> **ASSIGNED TASK**: Emit an exact copy of the lines running from the start of the records to the line containing "at what energy?", both included.

> **RECORDED INFORMATION**:
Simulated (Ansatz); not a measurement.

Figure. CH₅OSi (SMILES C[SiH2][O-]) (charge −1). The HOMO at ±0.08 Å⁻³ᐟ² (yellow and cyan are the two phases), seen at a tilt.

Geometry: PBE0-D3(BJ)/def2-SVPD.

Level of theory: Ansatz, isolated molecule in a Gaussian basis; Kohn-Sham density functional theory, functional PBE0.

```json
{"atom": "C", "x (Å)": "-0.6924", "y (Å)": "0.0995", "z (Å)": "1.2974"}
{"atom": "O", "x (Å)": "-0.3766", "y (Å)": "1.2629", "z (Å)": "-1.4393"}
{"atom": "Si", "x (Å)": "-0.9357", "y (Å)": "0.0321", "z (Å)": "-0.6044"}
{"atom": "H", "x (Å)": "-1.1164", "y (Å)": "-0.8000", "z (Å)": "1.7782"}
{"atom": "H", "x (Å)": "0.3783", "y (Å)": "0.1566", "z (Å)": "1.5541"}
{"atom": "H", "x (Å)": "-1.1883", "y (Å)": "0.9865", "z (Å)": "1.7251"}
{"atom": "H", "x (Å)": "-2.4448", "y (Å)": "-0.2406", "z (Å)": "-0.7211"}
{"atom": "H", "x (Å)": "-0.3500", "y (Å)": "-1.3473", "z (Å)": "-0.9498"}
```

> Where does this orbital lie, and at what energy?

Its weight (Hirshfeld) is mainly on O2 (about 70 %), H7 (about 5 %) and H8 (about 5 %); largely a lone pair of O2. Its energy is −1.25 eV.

> **WRITTEN REPLY**:
Simulated (Ansatz); not a measurement.

Figure. CH₅OSi (SMILES C[SiH2][O-]) (charge −1). The HOMO at ±0.08 Å⁻³ᐟ² (yellow and cyan are the two phases), seen at a tilt.

Geometry: PBE0-D3(BJ)/def2-SVPD.

Level of theory: Ansatz, isolated molecule in a Gaussian basis; Kohn-Sham density functional theory, functional PBE0.

```json
{"atom": "C", "x (Å)": "-0.6924", "y (Å)": "0.0995", "z (Å)": "1.2974"}
{"atom": "O", "x (Å)": "-0.3766", "y (Å)": "1.2629", "z (Å)": "-1.4393"}
{"atom": "Si", "x (Å)": "-0.9357", "y (Å)": "0.0321", "z (Å)": "-0.6044"}
{"atom": "H", "x (Å)": "-1.1164", "y (Å)": "-0.8000", "z (Å)": "1.7782"}
{"atom": "H", "x (Å)": "0.3783", "y (Å)": "0.1566", "z (Å)": "1.5541"}
{"atom": "H", "x (Å)": "-1.1883", "y (Å)": "0.9865", "z (Å)": "1.7251"}
{"atom": "H", "x (Å)": "-2.4448", "y (Å)": "-0.2406", "z (Å)": "-0.7211"}
{"atom": "H", "x (Å)": "-0.3500", "y (Å)": "-1.3473", "z (Å)": "-0.9498"}
```

> Where does this orbital lie, and at what energy?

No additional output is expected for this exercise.